From the line with "- Potentials or" to the line with "- Pressure after relaxing: -0.4 GPa", retype every line exactly, including those two, and leave out the rest of the data below.

BEGIN
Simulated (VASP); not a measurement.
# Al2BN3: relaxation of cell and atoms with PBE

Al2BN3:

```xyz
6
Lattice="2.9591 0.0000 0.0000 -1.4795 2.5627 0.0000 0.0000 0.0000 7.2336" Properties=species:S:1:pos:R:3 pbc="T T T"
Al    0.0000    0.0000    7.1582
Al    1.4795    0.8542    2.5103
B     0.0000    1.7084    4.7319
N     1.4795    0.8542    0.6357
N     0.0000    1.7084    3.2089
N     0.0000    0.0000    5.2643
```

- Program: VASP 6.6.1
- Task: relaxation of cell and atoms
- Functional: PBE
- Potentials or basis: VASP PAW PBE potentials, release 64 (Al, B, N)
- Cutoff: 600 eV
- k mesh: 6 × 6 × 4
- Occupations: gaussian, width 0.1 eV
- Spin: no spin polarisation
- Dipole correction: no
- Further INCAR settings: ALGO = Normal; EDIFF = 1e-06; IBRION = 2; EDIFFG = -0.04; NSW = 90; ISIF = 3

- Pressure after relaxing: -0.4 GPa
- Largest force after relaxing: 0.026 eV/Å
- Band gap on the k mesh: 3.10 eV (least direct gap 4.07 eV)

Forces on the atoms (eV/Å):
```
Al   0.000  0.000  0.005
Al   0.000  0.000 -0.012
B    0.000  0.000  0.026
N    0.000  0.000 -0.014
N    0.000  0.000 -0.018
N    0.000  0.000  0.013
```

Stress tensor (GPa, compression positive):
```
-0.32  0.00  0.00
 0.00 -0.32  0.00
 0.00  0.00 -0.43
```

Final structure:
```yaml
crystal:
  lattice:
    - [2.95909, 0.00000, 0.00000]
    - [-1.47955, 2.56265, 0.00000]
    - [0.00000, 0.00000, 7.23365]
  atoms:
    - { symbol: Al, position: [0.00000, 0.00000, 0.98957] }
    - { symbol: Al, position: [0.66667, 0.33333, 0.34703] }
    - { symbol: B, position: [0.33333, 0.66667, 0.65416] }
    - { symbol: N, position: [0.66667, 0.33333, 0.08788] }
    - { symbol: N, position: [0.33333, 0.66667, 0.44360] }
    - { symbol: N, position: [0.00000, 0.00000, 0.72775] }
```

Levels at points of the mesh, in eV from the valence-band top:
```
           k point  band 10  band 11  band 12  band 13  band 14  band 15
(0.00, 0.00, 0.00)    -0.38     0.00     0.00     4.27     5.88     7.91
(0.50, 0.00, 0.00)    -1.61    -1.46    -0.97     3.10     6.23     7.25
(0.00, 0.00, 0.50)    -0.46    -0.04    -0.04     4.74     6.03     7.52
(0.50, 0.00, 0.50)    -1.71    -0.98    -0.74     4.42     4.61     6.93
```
END

SOLUTION:
- Potentials or basis: VASP PAW PBE potentials, release 64 (Al, B, N)
- Cutoff: 600 eV
- k mesh: 6 × 6 × 4
- Occupations: gaussian, width 0.1 eV
- Spin: no spin polarisation
- Dipole correction: no
- Further INCAR settings: ALGO = Normal; EDIFF = 1e-06; IBRION = 2; EDIFFG = -0.04; NSW = 90; ISIF = 3

- Pressure after relaxing: -0.4 GPa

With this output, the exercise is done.